#### Requirement:
Line by line, retype the material below exactly, from its first line up to and including the one holding "LUMO | −3.13 eV |".

##### Given records

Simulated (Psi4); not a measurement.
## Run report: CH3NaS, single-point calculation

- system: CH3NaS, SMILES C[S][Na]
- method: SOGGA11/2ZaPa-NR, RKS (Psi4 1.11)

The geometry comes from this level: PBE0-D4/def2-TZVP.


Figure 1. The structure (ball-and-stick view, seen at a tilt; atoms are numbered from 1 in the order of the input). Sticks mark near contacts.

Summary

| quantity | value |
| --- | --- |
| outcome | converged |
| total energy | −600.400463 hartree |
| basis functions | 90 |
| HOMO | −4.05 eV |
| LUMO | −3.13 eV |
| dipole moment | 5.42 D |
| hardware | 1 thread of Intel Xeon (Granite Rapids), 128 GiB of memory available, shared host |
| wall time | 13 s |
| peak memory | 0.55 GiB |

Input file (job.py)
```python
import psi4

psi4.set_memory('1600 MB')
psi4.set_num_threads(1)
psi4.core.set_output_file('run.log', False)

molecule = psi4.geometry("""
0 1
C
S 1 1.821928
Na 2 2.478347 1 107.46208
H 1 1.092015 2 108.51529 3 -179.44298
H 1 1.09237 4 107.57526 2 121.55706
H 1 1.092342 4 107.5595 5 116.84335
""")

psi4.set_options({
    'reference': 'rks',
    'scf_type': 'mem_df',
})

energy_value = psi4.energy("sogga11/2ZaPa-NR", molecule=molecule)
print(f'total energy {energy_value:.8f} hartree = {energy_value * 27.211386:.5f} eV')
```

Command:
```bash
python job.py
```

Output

##########

#### Solution:
Simulated (Psi4); not a measurement.
## Run report: CH3NaS, single-point calculation

- system: CH3NaS, SMILES C[S][Na]
- method: SOGGA11/2ZaPa-NR, RKS (Psi4 1.11)

The geometry comes from this level: PBE0-D4/def2-TZVP.


Figure 1. The structure (ball-and-stick view, seen at a tilt; atoms are numbered from 1 in the order of the input). Sticks mark near contacts.

Summary

| quantity | value |
| --- | --- |
| outcome | converged |
| total energy | −600.400463 hartree |
| basis functions | 90 |
| HOMO | −4.05 eV |
| LUMO | −3.13 eV |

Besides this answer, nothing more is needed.